◆ Provided records ◆
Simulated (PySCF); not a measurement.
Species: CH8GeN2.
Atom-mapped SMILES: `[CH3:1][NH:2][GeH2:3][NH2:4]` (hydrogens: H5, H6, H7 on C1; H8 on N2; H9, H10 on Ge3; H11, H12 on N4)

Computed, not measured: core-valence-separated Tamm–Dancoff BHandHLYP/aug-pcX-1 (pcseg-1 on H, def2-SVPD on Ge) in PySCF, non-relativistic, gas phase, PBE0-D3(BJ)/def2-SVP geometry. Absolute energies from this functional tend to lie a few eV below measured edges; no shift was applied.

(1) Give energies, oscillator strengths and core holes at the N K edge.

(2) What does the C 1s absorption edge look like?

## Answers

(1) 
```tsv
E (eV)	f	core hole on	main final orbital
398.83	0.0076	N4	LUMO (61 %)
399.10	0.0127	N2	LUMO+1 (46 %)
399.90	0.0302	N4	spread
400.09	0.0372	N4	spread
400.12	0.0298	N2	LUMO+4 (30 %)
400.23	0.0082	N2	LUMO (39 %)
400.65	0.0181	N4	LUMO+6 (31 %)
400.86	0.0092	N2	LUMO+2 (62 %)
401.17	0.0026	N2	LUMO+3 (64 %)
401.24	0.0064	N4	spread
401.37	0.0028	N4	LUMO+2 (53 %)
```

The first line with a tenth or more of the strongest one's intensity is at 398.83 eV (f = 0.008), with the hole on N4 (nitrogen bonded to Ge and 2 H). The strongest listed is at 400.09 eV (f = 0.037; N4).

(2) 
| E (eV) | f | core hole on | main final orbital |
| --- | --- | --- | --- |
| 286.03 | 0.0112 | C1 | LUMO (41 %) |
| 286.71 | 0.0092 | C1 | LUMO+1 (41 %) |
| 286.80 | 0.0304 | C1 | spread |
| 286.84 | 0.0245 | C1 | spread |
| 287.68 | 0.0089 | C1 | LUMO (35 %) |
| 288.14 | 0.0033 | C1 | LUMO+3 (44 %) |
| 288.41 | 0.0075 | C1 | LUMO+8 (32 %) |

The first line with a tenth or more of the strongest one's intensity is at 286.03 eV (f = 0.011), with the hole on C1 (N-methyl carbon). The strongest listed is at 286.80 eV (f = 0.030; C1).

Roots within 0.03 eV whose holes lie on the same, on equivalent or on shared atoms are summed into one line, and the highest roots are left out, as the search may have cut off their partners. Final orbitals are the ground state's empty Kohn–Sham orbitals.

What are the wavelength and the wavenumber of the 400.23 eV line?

◆ Activity ◆
Start at the first line of the material. Reproduce every line exactly, ending with the line that holds "H11, H12 on N4)".

◆ Task answer ◆
Simulated (PySCF); not a measurement.
Species: CH8GeN2.
Atom-mapped SMILES: `[CH3:1][NH:2][GeH2:3][NH2:4]` (hydrogens: H5, H6, H7 on C1; H8 on N2; H9, H10 on Ge3; H11, H12 on N4)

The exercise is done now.